Task item »
Everything from the first line of the material below through the line containing "(D) holes 5.0×10^21 cm⁻³" is to be printed exactly, and nothing more.

Start of Block
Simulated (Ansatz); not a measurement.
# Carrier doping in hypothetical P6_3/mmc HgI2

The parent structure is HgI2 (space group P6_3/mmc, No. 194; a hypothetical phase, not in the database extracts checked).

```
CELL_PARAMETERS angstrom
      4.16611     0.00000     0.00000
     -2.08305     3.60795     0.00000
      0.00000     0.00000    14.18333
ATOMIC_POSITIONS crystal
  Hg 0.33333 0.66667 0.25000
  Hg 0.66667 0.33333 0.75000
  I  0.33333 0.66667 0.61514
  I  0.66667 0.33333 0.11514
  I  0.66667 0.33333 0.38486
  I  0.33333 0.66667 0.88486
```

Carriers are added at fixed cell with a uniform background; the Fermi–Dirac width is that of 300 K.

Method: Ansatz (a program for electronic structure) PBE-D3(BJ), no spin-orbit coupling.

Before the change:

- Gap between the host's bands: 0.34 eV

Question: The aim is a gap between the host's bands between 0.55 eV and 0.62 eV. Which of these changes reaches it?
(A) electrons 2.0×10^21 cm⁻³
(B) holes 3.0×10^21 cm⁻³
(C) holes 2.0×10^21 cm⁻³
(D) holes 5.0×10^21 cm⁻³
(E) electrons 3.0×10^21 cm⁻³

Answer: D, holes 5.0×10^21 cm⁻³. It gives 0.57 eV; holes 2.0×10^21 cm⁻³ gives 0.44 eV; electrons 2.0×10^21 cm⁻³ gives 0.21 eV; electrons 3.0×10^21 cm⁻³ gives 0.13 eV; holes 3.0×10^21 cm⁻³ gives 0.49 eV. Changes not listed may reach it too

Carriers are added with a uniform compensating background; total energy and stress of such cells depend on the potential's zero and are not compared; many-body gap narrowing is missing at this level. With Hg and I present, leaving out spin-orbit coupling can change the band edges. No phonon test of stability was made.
End of Block

Exercise response »
Simulated (Ansatz); not a measurement.
# Carrier doping in hypothetical P6_3/mmc HgI2

The parent structure is HgI2 (space group P6_3/mmc, No. 194; a hypothetical phase, not in the database extracts checked).

```
CELL_PARAMETERS angstrom
      4.16611     0.00000     0.00000
     -2.08305     3.60795     0.00000
      0.00000     0.00000    14.18333
ATOMIC_POSITIONS crystal
  Hg 0.33333 0.66667 0.25000
  Hg 0.66667 0.33333 0.75000
  I  0.33333 0.66667 0.61514
  I  0.66667 0.33333 0.11514
  I  0.66667 0.33333 0.38486
  I  0.33333 0.66667 0.88486
```

Carriers are added at fixed cell with a uniform background; the Fermi–Dirac width is that of 300 K.

Method: Ansatz (a program for electronic structure) PBE-D3(BJ), no spin-orbit coupling.

Before the change:

- Gap between the host's bands: 0.34 eV

Question: The aim is a gap between the host's bands between 0.55 eV and 0.62 eV. Which of these changes reaches it?
(A) electrons 2.0×10^21 cm⁻³
(B) holes 3.0×10^21 cm⁻³
(C) holes 2.0×10^21 cm⁻³
(D) holes 5.0×10^21 cm⁻³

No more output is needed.